__BRIEF__. From the first line of the data through the line containing "The minimum lies", return each line exactly.

**********
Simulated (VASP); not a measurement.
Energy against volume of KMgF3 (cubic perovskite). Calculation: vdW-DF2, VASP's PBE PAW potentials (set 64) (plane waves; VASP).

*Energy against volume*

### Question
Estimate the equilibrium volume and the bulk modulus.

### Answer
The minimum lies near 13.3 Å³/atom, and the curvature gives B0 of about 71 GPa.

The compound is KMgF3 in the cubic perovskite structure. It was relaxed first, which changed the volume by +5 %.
**********

__PROBLEM SOLUTION__.
Simulated (VASP); not a measurement.
Energy against volume of KMgF3 (cubic perovskite). Calculation: vdW-DF2, VASP's PBE PAW potentials (set 64) (plane waves; VASP).

*Energy against volume*

### Question
Estimate the equilibrium volume and the bulk modulus.

### Answer
The minimum lies near 13.3 Å³/atom, and the curvature gives B0 of about 71 GPa.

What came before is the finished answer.